Write out once more the lines running from the top of the entries below to the line with "Result: The calculation", both ends included.

BEGIN

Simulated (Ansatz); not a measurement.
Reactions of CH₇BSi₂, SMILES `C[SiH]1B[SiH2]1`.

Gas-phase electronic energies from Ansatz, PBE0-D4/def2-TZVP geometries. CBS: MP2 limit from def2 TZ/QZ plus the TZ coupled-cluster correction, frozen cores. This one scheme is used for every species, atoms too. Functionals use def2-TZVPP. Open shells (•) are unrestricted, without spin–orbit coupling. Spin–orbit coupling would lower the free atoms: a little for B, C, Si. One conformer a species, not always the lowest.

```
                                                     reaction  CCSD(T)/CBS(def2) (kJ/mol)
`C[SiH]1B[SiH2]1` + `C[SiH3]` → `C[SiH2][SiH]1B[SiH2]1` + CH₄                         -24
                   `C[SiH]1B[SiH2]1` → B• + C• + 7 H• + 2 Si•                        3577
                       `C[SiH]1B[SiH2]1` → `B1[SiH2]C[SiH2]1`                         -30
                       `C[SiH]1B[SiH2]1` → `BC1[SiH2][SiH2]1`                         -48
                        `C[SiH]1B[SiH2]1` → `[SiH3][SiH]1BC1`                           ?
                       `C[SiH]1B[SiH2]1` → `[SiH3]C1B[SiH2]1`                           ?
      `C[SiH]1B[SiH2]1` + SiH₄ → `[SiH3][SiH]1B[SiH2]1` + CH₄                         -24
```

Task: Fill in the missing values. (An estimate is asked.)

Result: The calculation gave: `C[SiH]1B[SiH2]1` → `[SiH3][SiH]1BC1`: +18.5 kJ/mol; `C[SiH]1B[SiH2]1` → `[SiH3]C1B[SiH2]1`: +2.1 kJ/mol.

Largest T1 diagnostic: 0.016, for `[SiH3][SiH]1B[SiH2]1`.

END

(Written solution):
Simulated (Ansatz); not a measurement.
Reactions of CH₇BSi₂, SMILES `C[SiH]1B[SiH2]1`.

Gas-phase electronic energies from Ansatz, PBE0-D4/def2-TZVP geometries. CBS: MP2 limit from def2 TZ/QZ plus the TZ coupled-cluster correction, frozen cores. This one scheme is used for every species, atoms too. Functionals use def2-TZVPP. Open shells (•) are unrestricted, without spin–orbit coupling. Spin–orbit coupling would lower the free atoms: a little for B, C, Si. One conformer a species, not always the lowest.

```
                                                     reaction  CCSD(T)/CBS(def2) (kJ/mol)
`C[SiH]1B[SiH2]1` + `C[SiH3]` → `C[SiH2][SiH]1B[SiH2]1` + CH₄                         -24
                   `C[SiH]1B[SiH2]1` → B• + C• + 7 H• + 2 Si•                        3577
                       `C[SiH]1B[SiH2]1` → `B1[SiH2]C[SiH2]1`                         -30
                       `C[SiH]1B[SiH2]1` → `BC1[SiH2][SiH2]1`                         -48
                        `C[SiH]1B[SiH2]1` → `[SiH3][SiH]1BC1`                           ?
                       `C[SiH]1B[SiH2]1` → `[SiH3]C1B[SiH2]1`                           ?
      `C[SiH]1B[SiH2]1` + SiH₄ → `[SiH3][SiH]1B[SiH2]1` + CH₄                         -24
```

Task: Fill in the missing values. (An estimate is asked.)

Result: The calculation gave: `C[SiH]1B[SiH2]1` → `[SiH3][SiH]1BC1`: +18.5 kJ/mol; `C[SiH]1B[SiH2]1` → `[SiH3]C1B[SiH2]1`: +2.1 kJ/mol.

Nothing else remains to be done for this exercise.